=== Assigned task ===
Below are the records. Retype exactly the lines between the lines holding "Two geometries of" and "Computed with DFT", inclusive.

━━━ Data provided

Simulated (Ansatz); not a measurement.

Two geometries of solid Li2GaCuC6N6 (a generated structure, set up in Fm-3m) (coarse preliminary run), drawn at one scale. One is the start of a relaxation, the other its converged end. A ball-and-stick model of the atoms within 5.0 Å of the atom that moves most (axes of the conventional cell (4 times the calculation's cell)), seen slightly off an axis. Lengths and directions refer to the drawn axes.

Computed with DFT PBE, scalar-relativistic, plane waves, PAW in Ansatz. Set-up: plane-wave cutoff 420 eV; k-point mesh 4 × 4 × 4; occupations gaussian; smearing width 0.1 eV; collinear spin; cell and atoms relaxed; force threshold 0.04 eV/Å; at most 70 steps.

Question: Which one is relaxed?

━━━━━━

=== Response box ===
Two geometries of solid Li2GaCuC6N6 (a generated structure, set up in Fm-3m) (coarse preliminary run), drawn at one scale. One is the start of a relaxation, the other its converged end. A ball-and-stick model of the atoms within 5.0 Å of the atom that moves most (axes of the conventional cell (4 times the calculation's cell)), seen slightly off an axis. Lengths and directions refer to the drawn axes.

Computed with DFT PBE, scalar-relativistic, plane waves, PAW in Ansatz. Set-up: plane-wave cutoff 420 eV; k-point mesh 4 × 4 × 4; occupations gaussian; smearing width 0.1 eV; collinear spin; cell and atoms relaxed; force threshold 0.04 eV/Å; at most 70 steps.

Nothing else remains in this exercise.